Dataset entries:
------------------------------------------------------------------------
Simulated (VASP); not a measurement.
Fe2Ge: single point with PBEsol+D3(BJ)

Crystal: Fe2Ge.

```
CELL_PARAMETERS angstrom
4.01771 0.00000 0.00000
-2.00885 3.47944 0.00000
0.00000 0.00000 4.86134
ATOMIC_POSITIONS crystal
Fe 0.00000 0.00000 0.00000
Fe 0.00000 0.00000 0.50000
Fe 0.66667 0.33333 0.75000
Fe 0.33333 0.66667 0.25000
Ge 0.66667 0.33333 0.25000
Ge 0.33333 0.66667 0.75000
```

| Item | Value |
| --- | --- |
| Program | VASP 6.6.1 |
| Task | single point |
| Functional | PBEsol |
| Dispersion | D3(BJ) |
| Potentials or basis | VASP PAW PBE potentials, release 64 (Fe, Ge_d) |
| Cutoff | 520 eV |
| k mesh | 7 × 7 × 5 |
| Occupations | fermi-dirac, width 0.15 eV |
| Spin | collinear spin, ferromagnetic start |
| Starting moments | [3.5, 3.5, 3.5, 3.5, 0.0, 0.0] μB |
------------------------------------------------------------------------

Requirement: Reproduce, please, the lines of the material from its first line down to the line containing "ferromagnetic start |", keeping both ends and nothing beyond them.

Answer box:
Simulated (VASP); not a measurement.
Fe2Ge: single point with PBEsol+D3(BJ)

Crystal: Fe2Ge.

```
CELL_PARAMETERS angstrom
4.01771 0.00000 0.00000
-2.00885 3.47944 0.00000
0.00000 0.00000 4.86134
ATOMIC_POSITIONS crystal
Fe 0.00000 0.00000 0.00000
Fe 0.00000 0.00000 0.50000
Fe 0.66667 0.33333 0.75000
Fe 0.33333 0.66667 0.25000
Ge 0.66667 0.33333 0.25000
Ge 0.33333 0.66667 0.75000
```

| Item | Value |
| --- | --- |
| Program | VASP 6.6.1 |
| Task | single point |
| Functional | PBEsol |
| Dispersion | D3(BJ) |
| Potentials or basis | VASP PAW PBE potentials, release 64 (Fe, Ge_d) |
| Cutoff | 520 eV |
| k mesh | 7 × 7 × 5 |
| Occupations | fermi-dirac, width 0.15 eV |
| Spin | collinear spin, ferromagnetic start |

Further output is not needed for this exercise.